__ACTION ITEM__:
Set every entry down again precisely.

__ENTRIES SHOWN__:
*** Begin section ***

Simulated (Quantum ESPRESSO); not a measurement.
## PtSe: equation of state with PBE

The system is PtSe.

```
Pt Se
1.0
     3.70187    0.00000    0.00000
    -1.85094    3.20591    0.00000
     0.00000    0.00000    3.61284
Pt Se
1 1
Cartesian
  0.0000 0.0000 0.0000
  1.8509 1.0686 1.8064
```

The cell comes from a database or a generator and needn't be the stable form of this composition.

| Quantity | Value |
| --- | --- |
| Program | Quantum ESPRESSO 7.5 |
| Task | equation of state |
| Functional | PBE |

*** End section ***

__TASK OUTPUT__:
Simulated (Quantum ESPRESSO); not a measurement.
## PtSe: equation of state with PBE

The system is PtSe.

```
Pt Se
1.0
     3.70187    0.00000    0.00000
    -1.85094    3.20591    0.00000
     0.00000    0.00000    3.61284
Pt Se
1 1
Cartesian
  0.0000 0.0000 0.0000
  1.8509 1.0686 1.8064
```

The cell comes from a database or a generator and needn't be the stable form of this composition.

| Quantity | Value |
| --- | --- |
| Program | Quantum ESPRESSO 7.5 |
| Task | equation of state |
| Functional | PBE |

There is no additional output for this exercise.